= = = = = = =

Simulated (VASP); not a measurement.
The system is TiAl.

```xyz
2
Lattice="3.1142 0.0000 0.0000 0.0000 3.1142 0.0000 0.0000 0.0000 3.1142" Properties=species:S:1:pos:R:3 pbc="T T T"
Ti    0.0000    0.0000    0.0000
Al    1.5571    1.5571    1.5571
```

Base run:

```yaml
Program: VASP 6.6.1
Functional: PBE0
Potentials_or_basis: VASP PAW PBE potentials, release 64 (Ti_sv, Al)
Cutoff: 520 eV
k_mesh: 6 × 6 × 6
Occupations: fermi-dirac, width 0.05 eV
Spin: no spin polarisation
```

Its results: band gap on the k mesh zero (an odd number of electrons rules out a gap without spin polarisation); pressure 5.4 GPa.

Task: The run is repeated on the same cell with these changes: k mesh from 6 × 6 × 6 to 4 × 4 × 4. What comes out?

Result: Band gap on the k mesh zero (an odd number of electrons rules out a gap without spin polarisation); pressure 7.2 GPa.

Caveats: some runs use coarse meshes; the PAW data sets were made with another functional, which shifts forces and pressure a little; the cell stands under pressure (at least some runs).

= = = = = = =

■ WORK ITEM ■
All that is wanted is a faithful reproduction of the line above with "Task: The run", the line with "Result: Band gap", and every line in between.

■ TASK RESULT ■
Task: The run is repeated on the same cell with these changes: k mesh from 6 × 6 × 6 to 4 × 4 × 4. What comes out?

Result: Band gap on the k mesh zero (an odd number of electrons rules out a gap without spin polarisation); pressure 7.2 GPa.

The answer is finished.